:: Work item ::
Quote each record exactly, please, leaving none out.

*-*-*
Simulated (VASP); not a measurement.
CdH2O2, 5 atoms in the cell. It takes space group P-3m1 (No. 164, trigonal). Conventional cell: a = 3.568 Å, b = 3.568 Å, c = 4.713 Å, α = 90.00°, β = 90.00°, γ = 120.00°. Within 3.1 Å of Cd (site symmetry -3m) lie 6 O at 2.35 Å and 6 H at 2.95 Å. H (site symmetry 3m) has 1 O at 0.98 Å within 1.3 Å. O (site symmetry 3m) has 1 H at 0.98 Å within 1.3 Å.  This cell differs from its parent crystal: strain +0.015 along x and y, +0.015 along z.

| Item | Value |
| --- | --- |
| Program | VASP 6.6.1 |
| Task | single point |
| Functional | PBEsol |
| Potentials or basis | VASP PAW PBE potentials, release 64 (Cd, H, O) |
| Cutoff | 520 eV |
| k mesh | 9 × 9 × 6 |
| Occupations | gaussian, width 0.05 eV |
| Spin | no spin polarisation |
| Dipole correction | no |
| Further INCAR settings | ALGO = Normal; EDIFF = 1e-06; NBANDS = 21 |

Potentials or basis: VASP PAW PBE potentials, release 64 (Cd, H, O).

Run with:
*-*-*

:: Exercise answer ::
Simulated (VASP); not a measurement.
CdH2O2, 5 atoms in the cell. It takes space group P-3m1 (No. 164, trigonal). Conventional cell: a = 3.568 Å, b = 3.568 Å, c = 4.713 Å, α = 90.00°, β = 90.00°, γ = 120.00°. Within 3.1 Å of Cd (site symmetry -3m) lie 6 O at 2.35 Å and 6 H at 2.95 Å. H (site symmetry 3m) has 1 O at 0.98 Å within 1.3 Å. O (site symmetry 3m) has 1 H at 0.98 Å within 1.3 Å.  This cell differs from its parent crystal: strain +0.015 along x and y, +0.015 along z.

| Item | Value |
| --- | --- |
| Program | VASP 6.6.1 |
| Task | single point |
| Functional | PBEsol |
| Potentials or basis | VASP PAW PBE potentials, release 64 (Cd, H, O) |
| Cutoff | 520 eV |
| k mesh | 9 × 9 × 6 |
| Occupations | gaussian, width 0.05 eV |
| Spin | no spin polarisation |
| Dipole correction | no |
| Further INCAR settings | ALGO = Normal; EDIFF = 1e-06; NBANDS = 21 |

Potentials or basis: VASP PAW PBE potentials, release 64 (Cd, H, O).

Run with:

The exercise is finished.